__Action item__
Down to the final character, output the records below as they stand.

__Recorded data__
== Segment start ==

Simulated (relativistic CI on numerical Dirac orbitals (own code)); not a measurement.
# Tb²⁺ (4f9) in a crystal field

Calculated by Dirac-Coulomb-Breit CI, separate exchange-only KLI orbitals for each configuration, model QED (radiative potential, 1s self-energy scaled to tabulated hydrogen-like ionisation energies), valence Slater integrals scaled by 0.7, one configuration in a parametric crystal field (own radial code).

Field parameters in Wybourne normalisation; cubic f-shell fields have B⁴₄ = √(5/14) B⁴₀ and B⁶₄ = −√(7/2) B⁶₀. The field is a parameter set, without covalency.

== Segment end ==

__Exercise output__
Simulated (relativistic CI on numerical Dirac orbitals (own code)); not a measurement.
# Tb²⁺ (4f9) in a crystal field

Calculated by Dirac-Coulomb-Breit CI, separate exchange-only KLI orbitals for each configuration, model QED (radiative potential, 1s self-energy scaled to tabulated hydrogen-like ionisation energies), valence Slater integrals scaled by 0.7, one configuration in a parametric crystal field (own radial code).

Field parameters in Wybourne normalisation; cubic f-shell fields have B⁴₄ = √(5/14) B⁴₀ and B⁶₄ = −√(7/2) B⁶₀. The field is a parameter set, without covalency.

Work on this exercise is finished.